• [ASSIGNMENT] Starting with the first line of the data that follows, transcribe every line verbatim until the line containing "the other 45%)." has been transcribed.

=-=-=

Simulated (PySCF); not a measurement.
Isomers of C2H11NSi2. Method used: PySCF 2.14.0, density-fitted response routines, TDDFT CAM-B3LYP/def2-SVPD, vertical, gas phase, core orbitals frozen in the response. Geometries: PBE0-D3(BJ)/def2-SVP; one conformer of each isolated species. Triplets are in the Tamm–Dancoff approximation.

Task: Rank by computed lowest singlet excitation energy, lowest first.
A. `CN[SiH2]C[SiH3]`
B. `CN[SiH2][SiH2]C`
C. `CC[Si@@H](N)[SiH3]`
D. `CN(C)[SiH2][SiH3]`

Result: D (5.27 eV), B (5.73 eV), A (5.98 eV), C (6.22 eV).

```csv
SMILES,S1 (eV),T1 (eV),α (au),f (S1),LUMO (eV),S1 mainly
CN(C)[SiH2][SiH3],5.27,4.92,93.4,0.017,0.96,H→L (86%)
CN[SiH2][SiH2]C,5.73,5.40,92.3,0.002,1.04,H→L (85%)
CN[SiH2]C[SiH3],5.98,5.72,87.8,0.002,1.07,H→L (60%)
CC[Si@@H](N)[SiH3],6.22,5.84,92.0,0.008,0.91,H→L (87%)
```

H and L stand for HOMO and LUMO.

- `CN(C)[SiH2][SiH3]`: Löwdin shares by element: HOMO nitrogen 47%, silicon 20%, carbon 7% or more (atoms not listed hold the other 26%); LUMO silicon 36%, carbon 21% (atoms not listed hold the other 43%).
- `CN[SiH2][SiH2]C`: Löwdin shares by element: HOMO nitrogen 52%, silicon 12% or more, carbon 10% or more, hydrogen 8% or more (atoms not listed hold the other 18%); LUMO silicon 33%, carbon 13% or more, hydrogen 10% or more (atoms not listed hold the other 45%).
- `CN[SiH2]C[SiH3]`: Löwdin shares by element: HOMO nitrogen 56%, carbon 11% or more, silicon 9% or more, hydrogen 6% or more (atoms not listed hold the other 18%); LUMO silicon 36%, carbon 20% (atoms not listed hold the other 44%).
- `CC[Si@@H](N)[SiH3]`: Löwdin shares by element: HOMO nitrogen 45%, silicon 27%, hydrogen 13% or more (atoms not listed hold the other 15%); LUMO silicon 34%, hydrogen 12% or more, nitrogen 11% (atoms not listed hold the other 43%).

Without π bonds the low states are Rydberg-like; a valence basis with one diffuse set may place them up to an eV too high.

=-=-=

• [YOUR SOLUTION]
Simulated (PySCF); not a measurement.
Isomers of C2H11NSi2. Method used: PySCF 2.14.0, density-fitted response routines, TDDFT CAM-B3LYP/def2-SVPD, vertical, gas phase, core orbitals frozen in the response. Geometries: PBE0-D3(BJ)/def2-SVP; one conformer of each isolated species. Triplets are in the Tamm–Dancoff approximation.

Task: Rank by computed lowest singlet excitation energy, lowest first.
A. `CN[SiH2]C[SiH3]`
B. `CN[SiH2][SiH2]C`
C. `CC[Si@@H](N)[SiH3]`
D. `CN(C)[SiH2][SiH3]`

Result: D (5.27 eV), B (5.73 eV), A (5.98 eV), C (6.22 eV).

```csv
SMILES,S1 (eV),T1 (eV),α (au),f (S1),LUMO (eV),S1 mainly
CN(C)[SiH2][SiH3],5.27,4.92,93.4,0.017,0.96,H→L (86%)
CN[SiH2][SiH2]C,5.73,5.40,92.3,0.002,1.04,H→L (85%)
CN[SiH2]C[SiH3],5.98,5.72,87.8,0.002,1.07,H→L (60%)
CC[Si@@H](N)[SiH3],6.22,5.84,92.0,0.008,0.91,H→L (87%)
```

H and L stand for HOMO and LUMO.

- `CN(C)[SiH2][SiH3]`: Löwdin shares by element: HOMO nitrogen 47%, silicon 20%, carbon 7% or more (atoms not listed hold the other 26%); LUMO silicon 36%, carbon 21% (atoms not listed hold the other 43%).
- `CN[SiH2][SiH2]C`: Löwdin shares by element: HOMO nitrogen 52%, silicon 12% or more, carbon 10% or more, hydrogen 8% or more (atoms not listed hold the other 18%); LUMO silicon 33%, carbon 13% or more, hydrogen 10% or more (atoms not listed hold the other 45%).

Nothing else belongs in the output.